_Extracted records:_
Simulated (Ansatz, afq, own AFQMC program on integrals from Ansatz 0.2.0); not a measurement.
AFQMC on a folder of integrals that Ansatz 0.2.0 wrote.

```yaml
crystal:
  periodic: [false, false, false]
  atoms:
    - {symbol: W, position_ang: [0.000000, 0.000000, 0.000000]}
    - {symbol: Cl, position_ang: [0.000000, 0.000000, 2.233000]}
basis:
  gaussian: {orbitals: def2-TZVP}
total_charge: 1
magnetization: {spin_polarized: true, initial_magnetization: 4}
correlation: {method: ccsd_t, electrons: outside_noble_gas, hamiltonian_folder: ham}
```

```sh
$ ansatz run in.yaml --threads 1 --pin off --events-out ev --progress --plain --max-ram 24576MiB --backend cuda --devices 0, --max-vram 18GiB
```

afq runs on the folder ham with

_Requirement:_ Repeat the entries exactly, leaving nothing out.

_Response area:_
Simulated (Ansatz, afq, own AFQMC program on integrals from Ansatz 0.2.0); not a measurement.
AFQMC on a folder of integrals that Ansatz 0.2.0 wrote.

```yaml
crystal:
  periodic: [false, false, false]
  atoms:
    - {symbol: W, position_ang: [0.000000, 0.000000, 0.000000]}
    - {symbol: Cl, position_ang: [0.000000, 0.000000, 2.233000]}
basis:
  gaussian: {orbitals: def2-TZVP}
total_charge: 1
magnetization: {spin_polarized: true, initial_magnetization: 4}
correlation: {method: ccsd_t, electrons: outside_noble_gas, hamiltonian_folder: ham}
```

```sh
$ ansatz run in.yaml --threads 1 --pin off --events-out ev --progress --plain --max-ram 24576MiB --backend cuda --devices 0, --max-vram 18GiB
```

afq runs on the folder ham with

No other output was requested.